Supplied entries:
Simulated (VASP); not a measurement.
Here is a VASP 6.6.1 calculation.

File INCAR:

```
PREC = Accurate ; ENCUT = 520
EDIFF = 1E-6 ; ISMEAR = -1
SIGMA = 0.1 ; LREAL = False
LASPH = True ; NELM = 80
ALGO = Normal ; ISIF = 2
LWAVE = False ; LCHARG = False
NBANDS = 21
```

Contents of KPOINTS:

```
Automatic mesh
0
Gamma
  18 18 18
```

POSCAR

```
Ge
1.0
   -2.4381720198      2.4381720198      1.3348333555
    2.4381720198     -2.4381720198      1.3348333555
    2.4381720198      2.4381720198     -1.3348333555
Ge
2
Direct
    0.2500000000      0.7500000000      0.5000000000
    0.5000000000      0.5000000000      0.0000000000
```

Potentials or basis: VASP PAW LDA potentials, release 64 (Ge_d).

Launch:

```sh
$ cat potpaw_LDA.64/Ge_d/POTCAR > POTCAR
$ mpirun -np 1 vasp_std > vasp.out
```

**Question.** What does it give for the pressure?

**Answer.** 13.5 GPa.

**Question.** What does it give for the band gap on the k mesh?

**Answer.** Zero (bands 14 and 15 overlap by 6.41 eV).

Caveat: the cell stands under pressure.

Work instruction:
Retype exactly the span of lines from the one with "for the pressure?" through the one with "by 6.41 eV)."; include both ends and omit the rest of the material.

Written answer:
**Question.** What does it give for the pressure?

**Answer.** 13.5 GPa.

**Question.** What does it give for the band gap on the k mesh?

**Answer.** Zero (bands 14 and 15 overlap by 6.41 eV).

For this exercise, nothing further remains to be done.